Task item: What you give back must match the records below word for word.

Extracted data:
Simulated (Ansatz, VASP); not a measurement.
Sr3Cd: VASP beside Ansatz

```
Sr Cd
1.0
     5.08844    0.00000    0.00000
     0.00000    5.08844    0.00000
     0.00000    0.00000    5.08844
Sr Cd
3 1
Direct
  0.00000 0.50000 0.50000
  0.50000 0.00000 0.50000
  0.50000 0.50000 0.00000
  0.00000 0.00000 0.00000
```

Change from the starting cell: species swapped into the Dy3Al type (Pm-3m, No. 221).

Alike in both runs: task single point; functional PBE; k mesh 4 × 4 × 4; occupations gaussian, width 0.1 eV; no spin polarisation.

Exercise solution:
Simulated (Ansatz, VASP); not a measurement.
Sr3Cd: VASP beside Ansatz

```
Sr Cd
1.0
     5.08844    0.00000    0.00000
     0.00000    5.08844    0.00000
     0.00000    0.00000    5.08844
Sr Cd
3 1
Direct
  0.00000 0.50000 0.50000
  0.50000 0.00000 0.50000
  0.50000 0.50000 0.00000
  0.00000 0.00000 0.00000
```

Change from the starting cell: species swapped into the Dy3Al type (Pm-3m, No. 221).

Alike in both runs: task single point; functional PBE; k mesh 4 × 4 × 4; occupations gaussian, width 0.1 eV; no spin polarisation.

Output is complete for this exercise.